**DATA FOR REVIEW:**
########

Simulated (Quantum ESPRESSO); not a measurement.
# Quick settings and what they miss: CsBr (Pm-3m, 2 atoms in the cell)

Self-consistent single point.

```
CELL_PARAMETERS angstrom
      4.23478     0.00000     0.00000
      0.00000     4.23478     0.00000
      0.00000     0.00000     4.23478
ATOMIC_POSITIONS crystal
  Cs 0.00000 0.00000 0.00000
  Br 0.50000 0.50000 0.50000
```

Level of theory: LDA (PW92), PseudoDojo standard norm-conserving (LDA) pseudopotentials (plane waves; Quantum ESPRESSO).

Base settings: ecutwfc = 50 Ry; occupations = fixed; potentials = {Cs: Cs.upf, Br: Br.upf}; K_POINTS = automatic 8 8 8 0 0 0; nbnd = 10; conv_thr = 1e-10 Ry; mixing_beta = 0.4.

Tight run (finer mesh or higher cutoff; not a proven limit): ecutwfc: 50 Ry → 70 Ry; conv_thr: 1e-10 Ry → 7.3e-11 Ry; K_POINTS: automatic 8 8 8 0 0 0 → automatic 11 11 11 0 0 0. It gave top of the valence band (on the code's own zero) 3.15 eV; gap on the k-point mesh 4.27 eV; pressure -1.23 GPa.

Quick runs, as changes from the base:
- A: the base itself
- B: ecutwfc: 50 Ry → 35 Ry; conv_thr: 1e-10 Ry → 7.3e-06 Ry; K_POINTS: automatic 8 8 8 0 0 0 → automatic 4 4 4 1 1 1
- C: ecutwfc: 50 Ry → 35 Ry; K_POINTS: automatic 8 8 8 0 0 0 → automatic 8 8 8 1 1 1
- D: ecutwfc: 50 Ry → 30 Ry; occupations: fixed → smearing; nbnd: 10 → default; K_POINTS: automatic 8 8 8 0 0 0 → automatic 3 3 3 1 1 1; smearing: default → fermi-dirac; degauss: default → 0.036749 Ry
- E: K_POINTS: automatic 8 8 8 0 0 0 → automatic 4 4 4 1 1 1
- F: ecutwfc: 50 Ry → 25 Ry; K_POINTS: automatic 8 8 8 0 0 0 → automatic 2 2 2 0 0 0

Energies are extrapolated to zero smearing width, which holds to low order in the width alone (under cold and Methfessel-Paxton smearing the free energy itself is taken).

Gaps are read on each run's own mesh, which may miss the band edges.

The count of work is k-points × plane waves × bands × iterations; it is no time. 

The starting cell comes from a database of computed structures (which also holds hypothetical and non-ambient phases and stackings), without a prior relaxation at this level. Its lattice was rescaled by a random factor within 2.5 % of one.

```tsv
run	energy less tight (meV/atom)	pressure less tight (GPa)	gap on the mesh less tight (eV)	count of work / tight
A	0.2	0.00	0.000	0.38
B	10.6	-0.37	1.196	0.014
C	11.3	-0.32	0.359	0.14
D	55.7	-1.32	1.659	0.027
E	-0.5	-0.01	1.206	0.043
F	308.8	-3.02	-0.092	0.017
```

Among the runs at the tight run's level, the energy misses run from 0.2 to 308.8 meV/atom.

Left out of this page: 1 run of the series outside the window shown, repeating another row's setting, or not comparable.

########

**WORK ITEM:**
From the listing above, the lines starting with the one that has "- B: ecutwfc: 50" and running through the one that has "- C: ecutwfc: 50" should be copied exactly, ends included.

**PROBLEM SOLUTION:**
- B: ecutwfc: 50 Ry → 35 Ry; conv_thr: 1e-10 Ry → 7.3e-06 Ry; K_POINTS: automatic 8 8 8 0 0 0 → automatic 4 4 4 1 1 1
- C: ecutwfc: 50 Ry → 35 Ry; K_POINTS: automatic 8 8 8 0 0 0 → automatic 8 8 8 1 1 1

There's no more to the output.